%%

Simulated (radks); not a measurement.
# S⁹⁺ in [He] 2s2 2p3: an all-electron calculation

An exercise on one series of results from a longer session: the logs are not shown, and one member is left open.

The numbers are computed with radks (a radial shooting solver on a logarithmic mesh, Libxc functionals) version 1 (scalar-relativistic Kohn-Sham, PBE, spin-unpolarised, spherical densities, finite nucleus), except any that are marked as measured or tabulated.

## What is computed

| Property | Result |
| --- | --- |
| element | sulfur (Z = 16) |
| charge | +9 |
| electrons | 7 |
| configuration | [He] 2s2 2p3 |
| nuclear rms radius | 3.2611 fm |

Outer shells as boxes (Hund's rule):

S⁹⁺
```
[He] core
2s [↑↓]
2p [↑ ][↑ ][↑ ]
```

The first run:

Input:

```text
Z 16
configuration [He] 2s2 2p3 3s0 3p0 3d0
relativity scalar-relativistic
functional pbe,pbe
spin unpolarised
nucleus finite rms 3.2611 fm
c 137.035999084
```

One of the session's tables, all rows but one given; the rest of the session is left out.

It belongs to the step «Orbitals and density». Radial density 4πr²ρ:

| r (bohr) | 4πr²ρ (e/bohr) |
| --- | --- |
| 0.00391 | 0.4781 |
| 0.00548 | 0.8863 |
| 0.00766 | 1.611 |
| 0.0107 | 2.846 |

%%

WORK TASK
With nothing added or left out, print the data again.

EXPECTED ANSWER
Simulated (radks); not a measurement.
# S⁹⁺ in [He] 2s2 2p3: an all-electron calculation

An exercise on one series of results from a longer session: the logs are not shown, and one member is left open.

The numbers are computed with radks (a radial shooting solver on a logarithmic mesh, Libxc functionals) version 1 (scalar-relativistic Kohn-Sham, PBE, spin-unpolarised, spherical densities, finite nucleus), except any that are marked as measured or tabulated.

## What is computed

| Property | Result |
| --- | --- |
| element | sulfur (Z = 16) |
| charge | +9 |
| electrons | 7 |
| configuration | [He] 2s2 2p3 |
| nuclear rms radius | 3.2611 fm |

Outer shells as boxes (Hund's rule):

S⁹⁺
```
[He] core
2s [↑↓]
2p [↑ ][↑ ][↑ ]
```

The first run:

Input:

```text
Z 16
configuration [He] 2s2 2p3 3s0 3p0 3d0
relativity scalar-relativistic
functional pbe,pbe
spin unpolarised
nucleus finite rms 3.2611 fm
c 137.035999084
```

One of the session's tables, all rows but one given; the rest of the session is left out.

It belongs to the step «Orbitals and density». Radial density 4πr²ρ:

| r (bohr) | 4πr²ρ (e/bohr) |
| --- | --- |
| 0.00391 | 0.4781 |
| 0.00548 | 0.8863 |
| 0.00766 | 1.611 |
| 0.0107 | 2.846 |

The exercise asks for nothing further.